■ ■ ■ ■ ■
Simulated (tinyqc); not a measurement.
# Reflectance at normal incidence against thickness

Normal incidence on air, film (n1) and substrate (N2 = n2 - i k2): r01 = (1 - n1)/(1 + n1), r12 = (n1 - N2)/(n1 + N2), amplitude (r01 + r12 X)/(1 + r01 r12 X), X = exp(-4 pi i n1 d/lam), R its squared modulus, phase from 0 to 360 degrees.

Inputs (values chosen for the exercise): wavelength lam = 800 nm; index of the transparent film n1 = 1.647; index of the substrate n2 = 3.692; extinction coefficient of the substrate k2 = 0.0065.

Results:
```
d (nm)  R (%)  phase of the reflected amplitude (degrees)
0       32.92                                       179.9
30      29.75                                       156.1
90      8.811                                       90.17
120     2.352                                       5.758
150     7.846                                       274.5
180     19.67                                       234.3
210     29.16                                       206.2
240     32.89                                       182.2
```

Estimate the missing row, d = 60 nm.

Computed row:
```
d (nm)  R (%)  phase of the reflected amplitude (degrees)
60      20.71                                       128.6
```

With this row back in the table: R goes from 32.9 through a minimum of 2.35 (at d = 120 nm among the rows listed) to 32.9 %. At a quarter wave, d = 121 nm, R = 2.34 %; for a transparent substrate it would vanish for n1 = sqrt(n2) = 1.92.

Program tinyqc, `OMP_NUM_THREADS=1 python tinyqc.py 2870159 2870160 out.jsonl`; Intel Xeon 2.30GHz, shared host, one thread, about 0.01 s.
■ ■ ■ ■ ■

_Requirement_:
Exactly as they appear above, return all of the records.

_Exercise response_:
Simulated (tinyqc); not a measurement.
# Reflectance at normal incidence against thickness

Normal incidence on air, film (n1) and substrate (N2 = n2 - i k2): r01 = (1 - n1)/(1 + n1), r12 = (n1 - N2)/(n1 + N2), amplitude (r01 + r12 X)/(1 + r01 r12 X), X = exp(-4 pi i n1 d/lam), R its squared modulus, phase from 0 to 360 degrees.

Inputs (values chosen for the exercise): wavelength lam = 800 nm; index of the transparent film n1 = 1.647; index of the substrate n2 = 3.692; extinction coefficient of the substrate k2 = 0.0065.

Results:
```
d (nm)  R (%)  phase of the reflected amplitude (degrees)
0       32.92                                       179.9
30      29.75                                       156.1
90      8.811                                       90.17
120     2.352                                       5.758
150     7.846                                       274.5
180     19.67                                       234.3
210     29.16                                       206.2
240     32.89                                       182.2
```

Estimate the missing row, d = 60 nm.

Computed row:
```
d (nm)  R (%)  phase of the reflected amplitude (degrees)
60      20.71                                       128.6
```

With this row back in the table: R goes from 32.9 through a minimum of 2.35 (at d = 120 nm among the rows listed) to 32.9 %. At a quarter wave, d = 121 nm, R = 2.34 %; for a transparent substrate it would vanish for n1 = sqrt(n2) = 1.92.

Program tinyqc, `OMP_NUM_THREADS=1 python tinyqc.py 2870159 2870160 out.jsonl`; Intel Xeon 2.30GHz, shared host, one thread, about 0.01 s.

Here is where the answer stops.